——————————
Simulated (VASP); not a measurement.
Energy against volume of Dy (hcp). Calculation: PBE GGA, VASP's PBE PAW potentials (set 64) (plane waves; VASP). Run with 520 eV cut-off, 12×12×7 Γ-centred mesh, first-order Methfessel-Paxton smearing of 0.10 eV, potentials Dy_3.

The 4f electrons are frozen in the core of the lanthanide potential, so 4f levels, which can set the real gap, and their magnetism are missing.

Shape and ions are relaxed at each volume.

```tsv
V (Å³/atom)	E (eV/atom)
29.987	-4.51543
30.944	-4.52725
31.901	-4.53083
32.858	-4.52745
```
——————————

TASK ITEM
Retype the records above in full. Every word should match.

EXPECTED ANSWER
Simulated (VASP); not a measurement.
Energy against volume of Dy (hcp). Calculation: PBE GGA, VASP's PBE PAW potentials (set 64) (plane waves; VASP). Run with 520 eV cut-off, 12×12×7 Γ-centred mesh, first-order Methfessel-Paxton smearing of 0.10 eV, potentials Dy_3.

The 4f electrons are frozen in the core of the lanthanide potential, so 4f levels, which can set the real gap, and their magnetism are missing.

Shape and ions are relaxed at each volume.

```tsv
V (Å³/atom)	E (eV/atom)
29.987	-4.51543
30.944	-4.52725
31.901	-4.53083
32.858	-4.52745
```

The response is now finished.